[GIVEN DATA Boundary: Start]

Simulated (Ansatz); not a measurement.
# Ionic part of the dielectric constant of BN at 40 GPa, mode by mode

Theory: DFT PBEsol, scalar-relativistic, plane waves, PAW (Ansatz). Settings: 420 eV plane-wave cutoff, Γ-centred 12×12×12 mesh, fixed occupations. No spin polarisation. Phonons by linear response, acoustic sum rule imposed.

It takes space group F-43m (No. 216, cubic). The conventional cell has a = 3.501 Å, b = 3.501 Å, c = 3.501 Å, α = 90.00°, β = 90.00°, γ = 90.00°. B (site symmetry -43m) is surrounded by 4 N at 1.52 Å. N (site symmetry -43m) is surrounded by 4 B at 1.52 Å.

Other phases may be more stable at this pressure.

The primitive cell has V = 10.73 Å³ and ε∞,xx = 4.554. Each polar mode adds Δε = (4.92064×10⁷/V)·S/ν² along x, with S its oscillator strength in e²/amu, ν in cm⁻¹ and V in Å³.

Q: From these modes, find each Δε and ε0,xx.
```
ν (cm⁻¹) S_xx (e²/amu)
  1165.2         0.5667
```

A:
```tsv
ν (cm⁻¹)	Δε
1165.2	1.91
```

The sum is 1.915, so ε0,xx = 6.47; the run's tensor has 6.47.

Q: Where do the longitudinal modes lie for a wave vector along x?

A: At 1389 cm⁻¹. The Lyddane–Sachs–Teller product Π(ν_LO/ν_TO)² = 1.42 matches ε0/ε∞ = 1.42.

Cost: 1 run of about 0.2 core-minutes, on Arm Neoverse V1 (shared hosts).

[GIVEN DATA Boundary: End]

REQUIREMENT = With the line holding "The primitive cell" as the first and the line holding "A: At 1389 cm⁻¹." as the last, please transcribe exactly the lines of the material above in that range and nothing else.

EXPECTED ANSWER =
The primitive cell has V = 10.73 Å³ and ε∞,xx = 4.554. Each polar mode adds Δε = (4.92064×10⁷/V)·S/ν² along x, with S its oscillator strength in e²/amu, ν in cm⁻¹ and V in Å³.

Q: From these modes, find each Δε and ε0,xx.
```
ν (cm⁻¹) S_xx (e²/amu)
  1165.2         0.5667
```

A:
```tsv
ν (cm⁻¹)	Δε
1165.2	1.91
```

The sum is 1.915, so ε0,xx = 6.47; the run's tensor has 6.47.

Q: Where do the longitudinal modes lie for a wave vector along x?

A: At 1389 cm⁻¹. The Lyddane–Sachs–Teller product Π(ν_LO/ν_TO)² = 1.42 matches ε0/ε∞ = 1.42.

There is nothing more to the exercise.